**Action item**
Whatever the records say, give every one of them again exactly.

**Record extracts**
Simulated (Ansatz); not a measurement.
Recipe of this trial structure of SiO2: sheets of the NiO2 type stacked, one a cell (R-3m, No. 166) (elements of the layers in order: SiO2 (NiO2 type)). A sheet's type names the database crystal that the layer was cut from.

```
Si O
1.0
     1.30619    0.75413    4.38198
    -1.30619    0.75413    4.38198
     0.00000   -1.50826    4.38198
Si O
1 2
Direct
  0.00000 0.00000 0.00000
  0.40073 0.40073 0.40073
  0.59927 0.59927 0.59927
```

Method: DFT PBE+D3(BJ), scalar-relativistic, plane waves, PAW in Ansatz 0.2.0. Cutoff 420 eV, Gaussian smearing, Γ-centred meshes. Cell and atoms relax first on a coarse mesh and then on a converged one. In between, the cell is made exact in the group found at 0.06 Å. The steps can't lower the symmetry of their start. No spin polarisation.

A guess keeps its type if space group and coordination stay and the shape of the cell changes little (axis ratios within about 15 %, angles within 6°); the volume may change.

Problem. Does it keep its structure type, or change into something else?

**Result**
Simulated (Ansatz); not a measurement.
Recipe of this trial structure of SiO2: sheets of the NiO2 type stacked, one a cell (R-3m, No. 166) (elements of the layers in order: SiO2 (NiO2 type)). A sheet's type names the database crystal that the layer was cut from.

```
Si O
1.0
     1.30619    0.75413    4.38198
    -1.30619    0.75413    4.38198
     0.00000   -1.50826    4.38198
Si O
1 2
Direct
  0.00000 0.00000 0.00000
  0.40073 0.40073 0.40073
  0.59927 0.59927 0.59927
```

Method: DFT PBE+D3(BJ), scalar-relativistic, plane waves, PAW in Ansatz 0.2.0. Cutoff 420 eV, Gaussian smearing, Γ-centred meshes. Cell and atoms relax first on a coarse mesh and then on a converged one. In between, the cell is made exact in the group found at 0.06 Å. The steps can't lower the symmetry of their start. No spin polarisation.

A guess keeps its type if space group and coordination stay and the shape of the cell changes little (axis ratios within about 15 %, angles within 6°); the volume may change.

Problem. Does it keep its structure type, or change into something else?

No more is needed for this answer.